▸ **DATA SUPPLIED**:
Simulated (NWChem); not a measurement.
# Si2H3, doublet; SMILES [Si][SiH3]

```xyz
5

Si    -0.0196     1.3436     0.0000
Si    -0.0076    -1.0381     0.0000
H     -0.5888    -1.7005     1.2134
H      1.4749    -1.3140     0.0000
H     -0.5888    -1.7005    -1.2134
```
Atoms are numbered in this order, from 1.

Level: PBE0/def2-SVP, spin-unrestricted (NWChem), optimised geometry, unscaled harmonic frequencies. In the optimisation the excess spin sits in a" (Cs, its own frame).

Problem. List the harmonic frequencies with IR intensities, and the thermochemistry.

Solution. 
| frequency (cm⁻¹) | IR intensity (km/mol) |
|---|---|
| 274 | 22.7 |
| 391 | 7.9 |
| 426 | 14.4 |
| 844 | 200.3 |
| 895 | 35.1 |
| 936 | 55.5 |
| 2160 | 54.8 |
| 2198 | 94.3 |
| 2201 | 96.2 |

▸ **WORK TASK**: A word-for-word copy of all the entries is required.

▸ **PROBLEM SOLUTION**:
Simulated (NWChem); not a measurement.
# Si2H3, doublet; SMILES [Si][SiH3]

```xyz
5

Si    -0.0196     1.3436     0.0000
Si    -0.0076    -1.0381     0.0000
H     -0.5888    -1.7005     1.2134
H      1.4749    -1.3140     0.0000
H     -0.5888    -1.7005    -1.2134
```
Atoms are numbered in this order, from 1.

Level: PBE0/def2-SVP, spin-unrestricted (NWChem), optimised geometry, unscaled harmonic frequencies. In the optimisation the excess spin sits in a" (Cs, its own frame).

Problem. List the harmonic frequencies with IR intensities, and the thermochemistry.

Solution. 
| frequency (cm⁻¹) | IR intensity (km/mol) |
|---|---|
| 274 | 22.7 |
| 391 | 7.9 |
| 426 | 14.4 |
| 844 | 200.3 |
| 895 | 35.1 |
| 936 | 55.5 |
| 2160 | 54.8 |
| 2198 | 94.3 |
| 2201 | 96.2 |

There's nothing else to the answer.